**EXTRACTED MATERIAL**
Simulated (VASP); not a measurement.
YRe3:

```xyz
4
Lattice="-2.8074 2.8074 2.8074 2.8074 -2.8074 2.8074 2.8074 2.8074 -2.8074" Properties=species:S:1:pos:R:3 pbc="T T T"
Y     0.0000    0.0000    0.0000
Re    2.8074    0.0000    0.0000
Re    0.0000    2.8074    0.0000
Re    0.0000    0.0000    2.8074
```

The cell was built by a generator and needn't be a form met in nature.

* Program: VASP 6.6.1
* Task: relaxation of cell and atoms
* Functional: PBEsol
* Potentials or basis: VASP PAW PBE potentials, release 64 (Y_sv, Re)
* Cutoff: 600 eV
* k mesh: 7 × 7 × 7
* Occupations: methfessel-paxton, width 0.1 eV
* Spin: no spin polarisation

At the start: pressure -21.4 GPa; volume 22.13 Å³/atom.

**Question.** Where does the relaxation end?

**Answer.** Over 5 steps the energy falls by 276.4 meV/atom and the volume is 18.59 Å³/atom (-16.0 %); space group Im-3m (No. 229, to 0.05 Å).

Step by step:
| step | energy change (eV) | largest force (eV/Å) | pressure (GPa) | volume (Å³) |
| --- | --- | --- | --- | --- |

**WORK TASK**
Copy out the material above in its entirety, exactly.

**EXPECTED ANSWER**
Simulated (VASP); not a measurement.
YRe3:

```xyz
4
Lattice="-2.8074 2.8074 2.8074 2.8074 -2.8074 2.8074 2.8074 2.8074 -2.8074" Properties=species:S:1:pos:R:3 pbc="T T T"
Y     0.0000    0.0000    0.0000
Re    2.8074    0.0000    0.0000
Re    0.0000    2.8074    0.0000
Re    0.0000    0.0000    2.8074
```

The cell was built by a generator and needn't be a form met in nature.

* Program: VASP 6.6.1
* Task: relaxation of cell and atoms
* Functional: PBEsol
* Potentials or basis: VASP PAW PBE potentials, release 64 (Y_sv, Re)
* Cutoff: 600 eV
* k mesh: 7 × 7 × 7
* Occupations: methfessel-paxton, width 0.1 eV
* Spin: no spin polarisation

At the start: pressure -21.4 GPa; volume 22.13 Å³/atom.

**Question.** Where does the relaxation end?

**Answer.** Over 5 steps the energy falls by 276.4 meV/atom and the volume is 18.59 Å³/atom (-16.0 %); space group Im-3m (No. 229, to 0.05 Å).

Step by step:
| step | energy change (eV) | largest force (eV/Å) | pressure (GPa) | volume (Å³) |
| --- | --- | --- | --- | --- |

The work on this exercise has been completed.